┏━━

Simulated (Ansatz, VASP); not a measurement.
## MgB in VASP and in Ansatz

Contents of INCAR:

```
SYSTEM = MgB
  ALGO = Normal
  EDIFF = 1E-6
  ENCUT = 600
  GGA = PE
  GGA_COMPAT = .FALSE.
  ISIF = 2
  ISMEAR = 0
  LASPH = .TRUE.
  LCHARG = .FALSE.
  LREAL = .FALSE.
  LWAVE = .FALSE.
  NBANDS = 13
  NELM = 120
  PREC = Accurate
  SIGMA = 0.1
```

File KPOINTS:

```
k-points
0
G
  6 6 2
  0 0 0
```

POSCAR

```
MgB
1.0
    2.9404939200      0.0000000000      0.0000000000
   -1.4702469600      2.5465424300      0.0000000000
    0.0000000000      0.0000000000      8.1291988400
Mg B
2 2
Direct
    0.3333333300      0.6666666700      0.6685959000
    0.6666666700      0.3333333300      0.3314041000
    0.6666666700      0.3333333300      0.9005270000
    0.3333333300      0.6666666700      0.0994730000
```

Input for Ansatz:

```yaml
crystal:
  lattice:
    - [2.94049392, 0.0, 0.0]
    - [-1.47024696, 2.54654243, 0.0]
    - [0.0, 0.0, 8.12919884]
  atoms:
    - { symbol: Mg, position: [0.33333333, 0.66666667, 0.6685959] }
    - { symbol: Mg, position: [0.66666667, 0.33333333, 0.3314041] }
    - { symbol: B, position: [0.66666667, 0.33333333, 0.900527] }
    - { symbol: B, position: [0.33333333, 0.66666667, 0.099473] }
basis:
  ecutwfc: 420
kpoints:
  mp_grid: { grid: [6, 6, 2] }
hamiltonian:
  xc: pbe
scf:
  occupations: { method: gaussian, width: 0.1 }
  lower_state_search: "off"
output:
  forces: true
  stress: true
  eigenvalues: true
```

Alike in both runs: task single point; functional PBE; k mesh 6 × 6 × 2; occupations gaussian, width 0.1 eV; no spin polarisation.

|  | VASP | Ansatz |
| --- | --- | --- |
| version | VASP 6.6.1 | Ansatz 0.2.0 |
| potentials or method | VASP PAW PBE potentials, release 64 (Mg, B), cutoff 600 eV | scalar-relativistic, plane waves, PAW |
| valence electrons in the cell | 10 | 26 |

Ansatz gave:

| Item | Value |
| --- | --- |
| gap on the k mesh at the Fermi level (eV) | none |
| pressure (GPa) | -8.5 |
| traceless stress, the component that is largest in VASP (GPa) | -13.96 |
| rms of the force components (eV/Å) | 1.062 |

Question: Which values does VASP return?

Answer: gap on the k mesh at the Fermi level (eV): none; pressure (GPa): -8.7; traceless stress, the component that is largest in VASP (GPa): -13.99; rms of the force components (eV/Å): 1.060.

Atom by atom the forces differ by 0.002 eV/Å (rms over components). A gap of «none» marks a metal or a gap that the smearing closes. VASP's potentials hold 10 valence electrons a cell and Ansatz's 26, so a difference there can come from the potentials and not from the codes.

┗━━

> Action item
Among the entries above, locate the lines containing "Ansatz 0.2.0 |" and "Question: Which values does VASP return?", and transcribe exactly those two lines and all lines between.

> Your solution
| version | VASP 6.6.1 | Ansatz 0.2.0 |
| potentials or method | VASP PAW PBE potentials, release 64 (Mg, B), cutoff 600 eV | scalar-relativistic, plane waves, PAW |
| valence electrons in the cell | 10 | 26 |

Ansatz gave:

| Item | Value |
| --- | --- |
| gap on the k mesh at the Fermi level (eV) | none |
| pressure (GPa) | -8.5 |
| traceless stress, the component that is largest in VASP (GPa) | -13.96 |
| rms of the force components (eV/Å) | 1.062 |

Question: Which values does VASP return?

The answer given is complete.